ACTION ITEM –
From the first line to the last, set down the data exactly as given.

RECORD SET –
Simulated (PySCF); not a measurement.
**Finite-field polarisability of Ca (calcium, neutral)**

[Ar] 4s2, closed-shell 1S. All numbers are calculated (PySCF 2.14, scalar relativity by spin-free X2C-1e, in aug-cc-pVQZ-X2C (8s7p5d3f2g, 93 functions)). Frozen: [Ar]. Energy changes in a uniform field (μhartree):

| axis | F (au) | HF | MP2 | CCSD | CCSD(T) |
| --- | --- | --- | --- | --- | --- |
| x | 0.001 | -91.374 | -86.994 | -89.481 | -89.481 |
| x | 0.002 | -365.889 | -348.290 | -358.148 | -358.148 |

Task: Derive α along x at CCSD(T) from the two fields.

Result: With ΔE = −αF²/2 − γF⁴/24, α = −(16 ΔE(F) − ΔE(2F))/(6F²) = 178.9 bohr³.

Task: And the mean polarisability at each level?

SOLUTION –
Simulated (PySCF); not a measurement.
**Finite-field polarisability of Ca (calcium, neutral)**

[Ar] 4s2, closed-shell 1S. All numbers are calculated (PySCF 2.14, scalar relativity by spin-free X2C-1e, in aug-cc-pVQZ-X2C (8s7p5d3f2g, 93 functions)). Frozen: [Ar]. Energy changes in a uniform field (μhartree):

| axis | F (au) | HF | MP2 | CCSD | CCSD(T) |
| --- | --- | --- | --- | --- | --- |
| x | 0.001 | -91.374 | -86.994 | -89.481 | -89.481 |
| x | 0.002 | -365.889 | -348.290 | -358.148 | -358.148 |

Task: Derive α along x at CCSD(T) from the two fields.

Result: With ΔE = −αF²/2 − γF⁴/24, α = −(16 ΔE(F) − ΔE(2F))/(6F²) = 178.9 bohr³.

Task: And the mean polarisability at each level?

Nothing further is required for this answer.